- **Work request**: What is needed here is a verbatim copy of the records that follow.

- **Entries provided**:
────────────────
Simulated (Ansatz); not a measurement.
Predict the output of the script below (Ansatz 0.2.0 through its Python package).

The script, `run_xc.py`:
────────────────

- **Written solution**:
Simulated (Ansatz); not a measurement.
Predict the output of the script below (Ansatz 0.2.0 through its Python package).

The script, `run_xc.py`:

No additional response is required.